* BRIEF *
Your task is to output every record exactly as it is given.

* SUPPLIED ENTRIES *
*-*-*

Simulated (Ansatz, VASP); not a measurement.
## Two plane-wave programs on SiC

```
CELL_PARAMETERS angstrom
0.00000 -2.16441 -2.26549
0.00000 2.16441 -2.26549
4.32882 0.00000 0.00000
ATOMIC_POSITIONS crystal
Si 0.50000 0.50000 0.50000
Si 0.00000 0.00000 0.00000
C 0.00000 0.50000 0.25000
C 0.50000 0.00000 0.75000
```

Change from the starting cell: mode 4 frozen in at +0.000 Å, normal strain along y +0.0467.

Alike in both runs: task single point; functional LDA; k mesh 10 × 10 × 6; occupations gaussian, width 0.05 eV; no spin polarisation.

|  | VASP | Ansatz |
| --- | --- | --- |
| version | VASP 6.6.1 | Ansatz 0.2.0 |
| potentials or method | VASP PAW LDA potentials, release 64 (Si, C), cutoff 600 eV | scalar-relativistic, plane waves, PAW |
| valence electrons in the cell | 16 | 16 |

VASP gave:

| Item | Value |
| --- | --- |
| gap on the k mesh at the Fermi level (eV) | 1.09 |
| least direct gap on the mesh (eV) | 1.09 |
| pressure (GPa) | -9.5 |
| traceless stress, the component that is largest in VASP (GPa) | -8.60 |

*-*-*

* YOUR RESPONSE *
Simulated (Ansatz, VASP); not a measurement.
## Two plane-wave programs on SiC

```
CELL_PARAMETERS angstrom
0.00000 -2.16441 -2.26549
0.00000 2.16441 -2.26549
4.32882 0.00000 0.00000
ATOMIC_POSITIONS crystal
Si 0.50000 0.50000 0.50000
Si 0.00000 0.00000 0.00000
C 0.00000 0.50000 0.25000
C 0.50000 0.00000 0.75000
```

Change from the starting cell: mode 4 frozen in at +0.000 Å, normal strain along y +0.0467.

Alike in both runs: task single point; functional LDA; k mesh 10 × 10 × 6; occupations gaussian, width 0.05 eV; no spin polarisation.

|  | VASP | Ansatz |
| --- | --- | --- |
| version | VASP 6.6.1 | Ansatz 0.2.0 |
| potentials or method | VASP PAW LDA potentials, release 64 (Si, C), cutoff 600 eV | scalar-relativistic, plane waves, PAW |
| valence electrons in the cell | 16 | 16 |

VASP gave:

| Item | Value |
| --- | --- |
| gap on the k mesh at the Fermi level (eV) | 1.09 |
| least direct gap on the mesh (eV) | 1.09 |
| pressure (GPa) | -9.5 |
| traceless stress, the component that is largest in VASP (GPa) | -8.60 |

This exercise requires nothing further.